:: DATA EXCERPTS

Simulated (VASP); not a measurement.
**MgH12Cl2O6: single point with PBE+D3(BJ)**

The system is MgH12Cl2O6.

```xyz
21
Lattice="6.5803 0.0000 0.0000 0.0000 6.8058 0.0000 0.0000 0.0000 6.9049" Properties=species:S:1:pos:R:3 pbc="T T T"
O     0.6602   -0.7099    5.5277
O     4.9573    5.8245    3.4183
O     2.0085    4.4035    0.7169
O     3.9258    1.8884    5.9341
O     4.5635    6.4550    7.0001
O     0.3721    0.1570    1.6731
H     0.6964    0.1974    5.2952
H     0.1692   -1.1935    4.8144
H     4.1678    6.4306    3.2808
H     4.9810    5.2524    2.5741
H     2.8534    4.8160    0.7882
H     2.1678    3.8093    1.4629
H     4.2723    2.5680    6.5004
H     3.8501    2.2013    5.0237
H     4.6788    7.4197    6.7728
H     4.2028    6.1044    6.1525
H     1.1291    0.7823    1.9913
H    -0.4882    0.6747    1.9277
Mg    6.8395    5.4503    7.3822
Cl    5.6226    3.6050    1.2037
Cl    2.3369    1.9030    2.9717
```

::::

TASK ITEM: Nothing is to be left out when the listing is copied, and every line must match exactly.

TASK RESPONSE:
Simulated (VASP); not a measurement.
**MgH12Cl2O6: single point with PBE+D3(BJ)**

The system is MgH12Cl2O6.

```xyz
21
Lattice="6.5803 0.0000 0.0000 0.0000 6.8058 0.0000 0.0000 0.0000 6.9049" Properties=species:S:1:pos:R:3 pbc="T T T"
O     0.6602   -0.7099    5.5277
O     4.9573    5.8245    3.4183
O     2.0085    4.4035    0.7169
O     3.9258    1.8884    5.9341
O     4.5635    6.4550    7.0001
O     0.3721    0.1570    1.6731
H     0.6964    0.1974    5.2952
H     0.1692   -1.1935    4.8144
H     4.1678    6.4306    3.2808
H     4.9810    5.2524    2.5741
H     2.8534    4.8160    0.7882
H     2.1678    3.8093    1.4629
H     4.2723    2.5680    6.5004
H     3.8501    2.2013    5.0237
H     4.6788    7.4197    6.7728
H     4.2028    6.1044    6.1525
H     1.1291    0.7823    1.9913
H    -0.4882    0.6747    1.9277
Mg    6.8395    5.4503    7.3822
Cl    5.6226    3.6050    1.2037
Cl    2.3369    1.9030    2.9717
```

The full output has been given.